Task item
Output all of the listing, leaving every line exactly as written.

......
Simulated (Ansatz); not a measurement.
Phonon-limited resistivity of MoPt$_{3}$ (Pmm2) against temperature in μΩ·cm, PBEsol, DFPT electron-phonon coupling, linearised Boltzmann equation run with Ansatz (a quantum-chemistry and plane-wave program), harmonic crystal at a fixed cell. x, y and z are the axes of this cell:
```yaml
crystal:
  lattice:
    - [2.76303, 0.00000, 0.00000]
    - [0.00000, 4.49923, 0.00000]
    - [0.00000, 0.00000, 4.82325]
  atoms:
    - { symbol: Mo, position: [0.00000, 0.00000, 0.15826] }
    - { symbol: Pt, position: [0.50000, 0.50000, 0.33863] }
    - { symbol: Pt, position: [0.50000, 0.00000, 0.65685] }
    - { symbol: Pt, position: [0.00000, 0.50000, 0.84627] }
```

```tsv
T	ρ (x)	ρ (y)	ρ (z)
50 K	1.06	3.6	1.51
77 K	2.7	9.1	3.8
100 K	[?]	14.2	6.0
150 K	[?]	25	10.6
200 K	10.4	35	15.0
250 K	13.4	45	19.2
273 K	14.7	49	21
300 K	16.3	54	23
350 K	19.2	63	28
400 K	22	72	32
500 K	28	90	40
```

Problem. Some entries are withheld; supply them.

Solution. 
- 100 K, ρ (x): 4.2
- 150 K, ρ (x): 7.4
......

Exercise output
Simulated (Ansatz); not a measurement.
Phonon-limited resistivity of MoPt$_{3}$ (Pmm2) against temperature in μΩ·cm, PBEsol, DFPT electron-phonon coupling, linearised Boltzmann equation run with Ansatz (a quantum-chemistry and plane-wave program), harmonic crystal at a fixed cell. x, y and z are the axes of this cell:
```yaml
crystal:
  lattice:
    - [2.76303, 0.00000, 0.00000]
    - [0.00000, 4.49923, 0.00000]
    - [0.00000, 0.00000, 4.82325]
  atoms:
    - { symbol: Mo, position: [0.00000, 0.00000, 0.15826] }
    - { symbol: Pt, position: [0.50000, 0.50000, 0.33863] }
    - { symbol: Pt, position: [0.50000, 0.00000, 0.65685] }
    - { symbol: Pt, position: [0.00000, 0.50000, 0.84627] }
```

```tsv
T	ρ (x)	ρ (y)	ρ (z)
50 K	1.06	3.6	1.51
77 K	2.7	9.1	3.8
100 K	[?]	14.2	6.0
150 K	[?]	25	10.6
200 K	10.4	35	15.0
250 K	13.4	45	19.2
273 K	14.7	49	21
300 K	16.3	54	23
350 K	19.2	63	28
400 K	22	72	32
500 K	28	90	40
```

Problem. Some entries are withheld; supply them.

Solution. 
- 100 K, ρ (x): 4.2
- 150 K, ρ (x): 7.4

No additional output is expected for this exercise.